> [Activity] Each line below from the one containing "pressure 1.2 GPa." through the one containing "Caveats: spin-orbit coupling" should be output exactly as it stands, and no other line should appear.

> [Entries shown]
---*---
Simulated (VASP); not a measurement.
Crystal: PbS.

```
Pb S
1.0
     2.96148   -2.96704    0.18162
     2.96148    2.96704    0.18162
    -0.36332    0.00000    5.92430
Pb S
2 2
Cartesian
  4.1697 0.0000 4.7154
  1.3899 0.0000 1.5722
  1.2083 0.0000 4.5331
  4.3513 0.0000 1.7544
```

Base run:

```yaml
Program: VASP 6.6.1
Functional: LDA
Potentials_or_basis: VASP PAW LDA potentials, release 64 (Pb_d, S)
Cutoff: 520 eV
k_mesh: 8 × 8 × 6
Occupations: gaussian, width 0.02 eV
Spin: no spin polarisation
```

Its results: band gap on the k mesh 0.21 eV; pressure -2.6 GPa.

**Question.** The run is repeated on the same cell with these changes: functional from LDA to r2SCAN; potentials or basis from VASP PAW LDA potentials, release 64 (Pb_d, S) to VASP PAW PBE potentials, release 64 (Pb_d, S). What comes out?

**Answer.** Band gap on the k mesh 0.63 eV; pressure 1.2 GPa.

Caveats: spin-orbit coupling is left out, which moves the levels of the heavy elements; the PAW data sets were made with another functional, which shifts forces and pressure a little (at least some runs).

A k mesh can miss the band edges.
---*---

> [Exercise answer]
**Answer.** Band gap on the k mesh 0.63 eV; pressure 1.2 GPa.

Caveats: spin-orbit coupling is left out, which moves the levels of the heavy elements; the PAW data sets were made with another functional, which shifts forces and pressure a little (at least some runs).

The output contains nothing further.